◆ Brief: Print the complete set of entries exactly.

* * * *

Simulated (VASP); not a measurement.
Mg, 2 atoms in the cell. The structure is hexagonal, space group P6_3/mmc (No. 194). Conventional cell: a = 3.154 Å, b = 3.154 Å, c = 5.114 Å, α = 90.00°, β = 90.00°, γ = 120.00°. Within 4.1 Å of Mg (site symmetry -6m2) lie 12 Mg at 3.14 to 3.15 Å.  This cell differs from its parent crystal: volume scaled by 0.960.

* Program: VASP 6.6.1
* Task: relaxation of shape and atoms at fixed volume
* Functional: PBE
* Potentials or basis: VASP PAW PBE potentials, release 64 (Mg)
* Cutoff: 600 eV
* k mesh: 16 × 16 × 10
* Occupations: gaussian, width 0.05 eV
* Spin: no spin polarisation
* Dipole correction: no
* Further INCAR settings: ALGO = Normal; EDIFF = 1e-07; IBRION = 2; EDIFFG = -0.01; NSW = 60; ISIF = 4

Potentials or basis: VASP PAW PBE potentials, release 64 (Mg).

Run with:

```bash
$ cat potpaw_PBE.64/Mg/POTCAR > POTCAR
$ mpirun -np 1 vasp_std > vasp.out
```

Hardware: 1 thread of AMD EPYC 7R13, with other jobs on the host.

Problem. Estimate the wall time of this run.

* * * *

◆ Task output:
Simulated (VASP); not a measurement.
Mg, 2 atoms in the cell. The structure is hexagonal, space group P6_3/mmc (No. 194). Conventional cell: a = 3.154 Å, b = 3.154 Å, c = 5.114 Å, α = 90.00°, β = 90.00°, γ = 120.00°. Within 4.1 Å of Mg (site symmetry -6m2) lie 12 Mg at 3.14 to 3.15 Å.  This cell differs from its parent crystal: volume scaled by 0.960.

* Program: VASP 6.6.1
* Task: relaxation of shape and atoms at fixed volume
* Functional: PBE
* Potentials or basis: VASP PAW PBE potentials, release 64 (Mg)
* Cutoff: 600 eV
* k mesh: 16 × 16 × 10
* Occupations: gaussian, width 0.05 eV
* Spin: no spin polarisation
* Dipole correction: no
* Further INCAR settings: ALGO = Normal; EDIFF = 1e-07; IBRION = 2; EDIFFG = -0.01; NSW = 60; ISIF = 4

Potentials or basis: VASP PAW PBE potentials, release 64 (Mg).

Run with:

```bash
$ cat potpaw_PBE.64/Mg/POTCAR > POTCAR
$ mpirun -np 1 vasp_std > vasp.out
```

Hardware: 1 thread of AMD EPYC 7R13, with other jobs on the host.

Problem. Estimate the wall time of this run.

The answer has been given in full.